ENTRIES PROVIDED:
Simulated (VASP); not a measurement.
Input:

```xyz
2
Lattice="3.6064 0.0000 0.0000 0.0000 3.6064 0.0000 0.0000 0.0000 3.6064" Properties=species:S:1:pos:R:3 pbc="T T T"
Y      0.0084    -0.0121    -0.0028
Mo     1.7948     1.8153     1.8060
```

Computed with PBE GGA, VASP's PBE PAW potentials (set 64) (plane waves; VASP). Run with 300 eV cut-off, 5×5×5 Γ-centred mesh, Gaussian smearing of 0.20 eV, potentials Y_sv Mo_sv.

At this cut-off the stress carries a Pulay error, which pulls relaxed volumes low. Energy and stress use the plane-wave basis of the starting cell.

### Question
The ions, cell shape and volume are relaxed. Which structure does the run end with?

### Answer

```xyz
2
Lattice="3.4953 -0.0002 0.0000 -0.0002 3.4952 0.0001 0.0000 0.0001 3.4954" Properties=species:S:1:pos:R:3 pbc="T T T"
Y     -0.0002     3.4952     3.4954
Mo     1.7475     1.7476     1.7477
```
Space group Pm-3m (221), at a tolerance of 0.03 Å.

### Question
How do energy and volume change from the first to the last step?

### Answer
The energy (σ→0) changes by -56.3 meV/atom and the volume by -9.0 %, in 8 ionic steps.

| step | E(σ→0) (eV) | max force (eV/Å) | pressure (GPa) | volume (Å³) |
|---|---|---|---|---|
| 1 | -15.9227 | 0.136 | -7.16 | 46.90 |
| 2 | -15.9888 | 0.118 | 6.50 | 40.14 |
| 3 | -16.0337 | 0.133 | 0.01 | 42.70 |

WORK ITEM: Restate the entries. Match them exactly.

EXERCISE RESULT:
Simulated (VASP); not a measurement.
Input:

```xyz
2
Lattice="3.6064 0.0000 0.0000 0.0000 3.6064 0.0000 0.0000 0.0000 3.6064" Properties=species:S:1:pos:R:3 pbc="T T T"
Y      0.0084    -0.0121    -0.0028
Mo     1.7948     1.8153     1.8060
```

Computed with PBE GGA, VASP's PBE PAW potentials (set 64) (plane waves; VASP). Run with 300 eV cut-off, 5×5×5 Γ-centred mesh, Gaussian smearing of 0.20 eV, potentials Y_sv Mo_sv.

At this cut-off the stress carries a Pulay error, which pulls relaxed volumes low. Energy and stress use the plane-wave basis of the starting cell.

### Question
The ions, cell shape and volume are relaxed. Which structure does the run end with?

### Answer

```xyz
2
Lattice="3.4953 -0.0002 0.0000 -0.0002 3.4952 0.0001 0.0000 0.0001 3.4954" Properties=species:S:1:pos:R:3 pbc="T T T"
Y     -0.0002     3.4952     3.4954
Mo     1.7475     1.7476     1.7477
```
Space group Pm-3m (221), at a tolerance of 0.03 Å.

### Question
How do energy and volume change from the first to the last step?

### Answer
The energy (σ→0) changes by -56.3 meV/atom and the volume by -9.0 %, in 8 ionic steps.

| step | E(σ→0) (eV) | max force (eV/Å) | pressure (GPa) | volume (Å³) |
|---|---|---|---|---|
| 1 | -15.9227 | 0.136 | -7.16 | 46.90 |
| 2 | -15.9888 | 0.118 | 6.50 | 40.14 |
| 3 | -16.0337 | 0.133 | 0.01 | 42.70 |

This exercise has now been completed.